### ASSIGNMENT
Would you return the lines between the one holding "9.8597e+07 | 1.00000 |" and the one holding "1.6143e+02 | 0.99902 |", inclusive, and only those, exactly as they stand in the listing below?

:: ENTRIES SUPPLIED

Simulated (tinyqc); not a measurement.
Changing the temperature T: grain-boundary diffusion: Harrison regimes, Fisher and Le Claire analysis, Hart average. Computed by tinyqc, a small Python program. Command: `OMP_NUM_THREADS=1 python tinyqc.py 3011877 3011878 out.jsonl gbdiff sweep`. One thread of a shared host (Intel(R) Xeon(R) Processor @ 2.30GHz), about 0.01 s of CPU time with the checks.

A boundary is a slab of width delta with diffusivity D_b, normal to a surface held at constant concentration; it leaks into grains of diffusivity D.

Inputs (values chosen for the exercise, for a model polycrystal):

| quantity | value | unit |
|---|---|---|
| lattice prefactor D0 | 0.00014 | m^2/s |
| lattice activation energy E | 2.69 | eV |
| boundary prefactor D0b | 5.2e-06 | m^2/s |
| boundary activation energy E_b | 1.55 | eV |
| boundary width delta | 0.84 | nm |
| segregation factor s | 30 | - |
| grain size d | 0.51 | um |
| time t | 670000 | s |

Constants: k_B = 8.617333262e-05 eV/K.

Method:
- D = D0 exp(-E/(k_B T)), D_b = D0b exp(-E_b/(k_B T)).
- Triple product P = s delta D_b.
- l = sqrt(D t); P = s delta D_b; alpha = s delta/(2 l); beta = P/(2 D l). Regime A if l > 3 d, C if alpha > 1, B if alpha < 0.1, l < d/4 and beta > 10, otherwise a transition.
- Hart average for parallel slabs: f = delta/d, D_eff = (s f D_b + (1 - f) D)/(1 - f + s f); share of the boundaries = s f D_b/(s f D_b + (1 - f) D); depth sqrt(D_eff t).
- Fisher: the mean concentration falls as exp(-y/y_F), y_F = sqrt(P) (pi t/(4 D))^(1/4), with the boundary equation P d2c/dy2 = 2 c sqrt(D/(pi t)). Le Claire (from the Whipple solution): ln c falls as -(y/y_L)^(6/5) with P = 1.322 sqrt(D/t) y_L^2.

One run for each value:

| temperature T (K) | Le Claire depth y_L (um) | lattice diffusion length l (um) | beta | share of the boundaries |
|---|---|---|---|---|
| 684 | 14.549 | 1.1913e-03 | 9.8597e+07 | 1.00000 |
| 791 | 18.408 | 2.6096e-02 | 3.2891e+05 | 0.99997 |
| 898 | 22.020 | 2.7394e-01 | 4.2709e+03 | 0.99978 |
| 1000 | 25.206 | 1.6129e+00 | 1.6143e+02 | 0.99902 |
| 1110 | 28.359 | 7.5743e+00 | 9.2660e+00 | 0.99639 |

::::

### ANSWER AREA
| 684 | 14.549 | 1.1913e-03 | 9.8597e+07 | 1.00000 |
| 791 | 18.408 | 2.6096e-02 | 3.2891e+05 | 0.99997 |
| 898 | 22.020 | 2.7394e-01 | 4.2709e+03 | 0.99978 |
| 1000 | 25.206 | 1.6129e+00 | 1.6143e+02 | 0.99902 |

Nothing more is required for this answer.